Activity
In the data below, find the line containing "Ta(S)(F)2(OH) (F₂HOSTa), SMILES", then set down that line and every later line up to and including the line containing "Coordinates come from", exactly.

++++++++++++++++++++

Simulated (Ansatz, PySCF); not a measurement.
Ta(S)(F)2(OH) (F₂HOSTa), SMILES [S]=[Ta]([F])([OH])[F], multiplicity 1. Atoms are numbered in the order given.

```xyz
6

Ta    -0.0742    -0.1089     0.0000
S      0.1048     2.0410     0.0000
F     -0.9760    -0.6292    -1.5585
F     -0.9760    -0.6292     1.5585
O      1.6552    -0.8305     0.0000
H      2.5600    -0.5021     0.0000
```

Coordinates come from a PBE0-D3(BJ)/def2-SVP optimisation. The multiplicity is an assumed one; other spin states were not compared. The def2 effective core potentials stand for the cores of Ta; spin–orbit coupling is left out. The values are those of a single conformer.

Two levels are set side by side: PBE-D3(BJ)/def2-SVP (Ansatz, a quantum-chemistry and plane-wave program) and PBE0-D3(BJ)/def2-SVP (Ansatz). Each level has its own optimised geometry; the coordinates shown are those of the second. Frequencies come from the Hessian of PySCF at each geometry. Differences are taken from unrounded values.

++++++++++++++++++++

Response area
Ta(S)(F)2(OH) (F₂HOSTa), SMILES [S]=[Ta]([F])([OH])[F], multiplicity 1. Atoms are numbered in the order given.

```xyz
6

Ta    -0.0742    -0.1089     0.0000
S      0.1048     2.0410     0.0000
F     -0.9760    -0.6292    -1.5585
F     -0.9760    -0.6292     1.5585
O      1.6552    -0.8305     0.0000
H      2.5600    -0.5021     0.0000
```

Coordinates come from a PBE0-D3(BJ)/def2-SVP optimisation. The multiplicity is an assumed one; other spin states were not compared. The def2 effective core potentials stand for the cores of Ta; spin–orbit coupling is left out. The values are those of a single conformer.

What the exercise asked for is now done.